== Provided data ==

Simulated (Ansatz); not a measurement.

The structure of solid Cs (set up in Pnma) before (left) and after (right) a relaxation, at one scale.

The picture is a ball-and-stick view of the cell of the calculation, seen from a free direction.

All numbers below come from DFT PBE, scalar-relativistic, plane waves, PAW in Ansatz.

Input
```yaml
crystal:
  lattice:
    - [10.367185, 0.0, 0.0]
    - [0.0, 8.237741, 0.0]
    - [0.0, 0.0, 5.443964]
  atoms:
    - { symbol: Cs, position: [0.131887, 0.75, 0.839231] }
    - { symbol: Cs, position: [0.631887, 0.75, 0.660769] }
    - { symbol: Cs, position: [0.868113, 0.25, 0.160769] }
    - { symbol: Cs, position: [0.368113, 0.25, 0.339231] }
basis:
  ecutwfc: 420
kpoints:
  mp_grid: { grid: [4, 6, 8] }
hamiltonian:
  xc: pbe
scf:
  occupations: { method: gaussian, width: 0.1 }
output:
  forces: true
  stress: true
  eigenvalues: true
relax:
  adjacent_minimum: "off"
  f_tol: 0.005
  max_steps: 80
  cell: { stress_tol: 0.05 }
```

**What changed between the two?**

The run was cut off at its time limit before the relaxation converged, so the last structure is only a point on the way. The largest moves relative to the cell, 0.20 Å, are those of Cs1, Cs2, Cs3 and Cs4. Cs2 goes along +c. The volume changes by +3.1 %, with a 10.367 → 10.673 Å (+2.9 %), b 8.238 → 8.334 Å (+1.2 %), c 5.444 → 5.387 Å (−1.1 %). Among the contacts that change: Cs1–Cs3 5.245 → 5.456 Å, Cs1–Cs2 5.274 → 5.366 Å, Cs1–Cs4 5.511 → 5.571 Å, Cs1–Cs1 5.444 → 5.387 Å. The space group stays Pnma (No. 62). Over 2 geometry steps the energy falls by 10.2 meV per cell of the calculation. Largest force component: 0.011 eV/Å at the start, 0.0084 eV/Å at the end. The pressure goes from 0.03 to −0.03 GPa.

===

◆ **Requirement**
Return exactly, please, the lines of the material from the first one down to and including the line where "between the two?**" appears.

◆ **Written response**
Simulated (Ansatz); not a measurement.

The structure of solid Cs (set up in Pnma) before (left) and after (right) a relaxation, at one scale.

The picture is a ball-and-stick view of the cell of the calculation, seen from a free direction.

All numbers below come from DFT PBE, scalar-relativistic, plane waves, PAW in Ansatz.

Input
```yaml
crystal:
  lattice:
    - [10.367185, 0.0, 0.0]
    - [0.0, 8.237741, 0.0]
    - [0.0, 0.0, 5.443964]
  atoms:
    - { symbol: Cs, position: [0.131887, 0.75, 0.839231] }
    - { symbol: Cs, position: [0.631887, 0.75, 0.660769] }
    - { symbol: Cs, position: [0.868113, 0.25, 0.160769] }
    - { symbol: Cs, position: [0.368113, 0.25, 0.339231] }
basis:
  ecutwfc: 420
kpoints:
  mp_grid: { grid: [4, 6, 8] }
hamiltonian:
  xc: pbe
scf:
  occupations: { method: gaussian, width: 0.1 }
output:
  forces: true
  stress: true
  eigenvalues: true
relax:
  adjacent_minimum: "off"
  f_tol: 0.005
  max_steps: 80
  cell: { stress_tol: 0.05 }
```

**What changed between the two?**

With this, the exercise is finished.